WORK TASK: Repeat verbatim, and only, the lines of the data below, beginning at the line that contains "Solution. -3.5 GPa." and stopping after the line that contains "Solution. 2.80 eV, indirect".

DATA UNDER STUDY:
▬▬▬
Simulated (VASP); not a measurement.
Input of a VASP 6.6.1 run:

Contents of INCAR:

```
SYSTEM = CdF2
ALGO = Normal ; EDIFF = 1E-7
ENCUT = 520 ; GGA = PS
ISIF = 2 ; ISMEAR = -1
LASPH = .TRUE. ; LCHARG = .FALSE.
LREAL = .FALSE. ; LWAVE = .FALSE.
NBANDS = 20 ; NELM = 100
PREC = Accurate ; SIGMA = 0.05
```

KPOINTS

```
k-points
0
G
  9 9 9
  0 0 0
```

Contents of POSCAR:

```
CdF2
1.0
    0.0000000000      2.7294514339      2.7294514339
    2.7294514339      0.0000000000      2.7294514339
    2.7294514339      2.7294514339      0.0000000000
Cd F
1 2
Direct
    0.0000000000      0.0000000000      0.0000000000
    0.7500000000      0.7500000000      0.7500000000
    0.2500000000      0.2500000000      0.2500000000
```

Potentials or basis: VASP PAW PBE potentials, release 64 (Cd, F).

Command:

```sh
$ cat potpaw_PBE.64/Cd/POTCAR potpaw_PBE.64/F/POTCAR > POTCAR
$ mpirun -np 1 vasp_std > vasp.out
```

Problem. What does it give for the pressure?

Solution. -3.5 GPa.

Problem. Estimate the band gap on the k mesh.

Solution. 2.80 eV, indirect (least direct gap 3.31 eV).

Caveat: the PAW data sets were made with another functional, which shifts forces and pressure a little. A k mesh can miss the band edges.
▬▬▬

YOUR SOLUTION:
Solution. -3.5 GPa.

Problem. Estimate the band gap on the k mesh.

Solution. 2.80 eV, indirect (least direct gap 3.31 eV).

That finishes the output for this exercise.